WORK REQUEST -> Of the records that follow, copy only the lines from the line containing "Q: What does Hartree-Fock give?" to the line containing "Measured between the", both included, exactly as written.

-------- EXTRACTED MATERIAL

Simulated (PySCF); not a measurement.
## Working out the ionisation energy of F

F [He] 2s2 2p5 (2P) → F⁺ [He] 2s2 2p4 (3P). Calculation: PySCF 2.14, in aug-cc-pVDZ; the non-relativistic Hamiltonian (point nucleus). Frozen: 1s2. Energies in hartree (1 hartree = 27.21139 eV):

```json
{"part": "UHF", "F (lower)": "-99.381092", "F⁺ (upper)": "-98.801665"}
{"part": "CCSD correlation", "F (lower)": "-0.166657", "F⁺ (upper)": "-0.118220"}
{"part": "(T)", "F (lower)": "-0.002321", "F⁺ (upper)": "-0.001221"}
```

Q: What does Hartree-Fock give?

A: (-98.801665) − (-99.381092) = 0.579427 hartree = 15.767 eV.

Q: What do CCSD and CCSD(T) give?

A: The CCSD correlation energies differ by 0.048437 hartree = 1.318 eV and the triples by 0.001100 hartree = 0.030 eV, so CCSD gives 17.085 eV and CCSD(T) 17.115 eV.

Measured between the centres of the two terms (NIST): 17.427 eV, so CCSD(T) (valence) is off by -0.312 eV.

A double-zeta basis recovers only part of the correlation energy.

----------------

YOUR SOLUTION ->
Q: What does Hartree-Fock give?

A: (-98.801665) − (-99.381092) = 0.579427 hartree = 15.767 eV.

Q: What do CCSD and CCSD(T) give?

A: The CCSD correlation energies differ by 0.048437 hartree = 1.318 eV and the triples by 0.001100 hartree = 0.030 eV, so CCSD gives 17.085 eV and CCSD(T) 17.115 eV.

Measured between the centres of the two terms (NIST): 17.427 eV, so CCSD(T) (valence) is off by -0.312 eV.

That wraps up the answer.